(Beginning of Material shown)

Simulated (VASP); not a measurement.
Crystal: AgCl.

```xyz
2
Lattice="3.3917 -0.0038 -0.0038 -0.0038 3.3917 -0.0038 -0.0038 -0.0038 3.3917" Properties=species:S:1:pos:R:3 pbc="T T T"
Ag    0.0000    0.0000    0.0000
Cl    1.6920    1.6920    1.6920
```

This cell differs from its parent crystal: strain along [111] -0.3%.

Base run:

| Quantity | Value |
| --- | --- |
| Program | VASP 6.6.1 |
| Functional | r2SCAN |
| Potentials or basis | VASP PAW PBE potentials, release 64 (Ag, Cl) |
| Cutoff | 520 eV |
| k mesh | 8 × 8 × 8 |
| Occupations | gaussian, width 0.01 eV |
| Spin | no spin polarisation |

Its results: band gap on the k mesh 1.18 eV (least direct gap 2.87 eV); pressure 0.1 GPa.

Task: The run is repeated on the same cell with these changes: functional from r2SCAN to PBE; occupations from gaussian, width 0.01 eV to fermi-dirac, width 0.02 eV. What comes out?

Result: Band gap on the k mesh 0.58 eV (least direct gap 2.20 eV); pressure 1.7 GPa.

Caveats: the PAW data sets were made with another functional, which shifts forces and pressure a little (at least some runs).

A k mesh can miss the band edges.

(End of Material shown)

** Work order **
Copy word for word the stretch of entries above from the line that has "Functional | r2SCAN |" through the line that has "Caveats: the PAW", both ends included, and nothing outside it.

** Worked solution **
| Functional | r2SCAN |
| Potentials or basis | VASP PAW PBE potentials, release 64 (Ag, Cl) |
| Cutoff | 520 eV |
| k mesh | 8 × 8 × 8 |
| Occupations | gaussian, width 0.01 eV |
| Spin | no spin polarisation |

Its results: band gap on the k mesh 1.18 eV (least direct gap 2.87 eV); pressure 0.1 GPa.

Task: The run is repeated on the same cell with these changes: functional from r2SCAN to PBE; occupations from gaussian, width 0.01 eV to fermi-dirac, width 0.02 eV. What comes out?

Result: Band gap on the k mesh 0.58 eV (least direct gap 2.20 eV); pressure 1.7 GPa.

Caveats: the PAW data sets were made with another functional, which shifts forces and pressure a little (at least some runs).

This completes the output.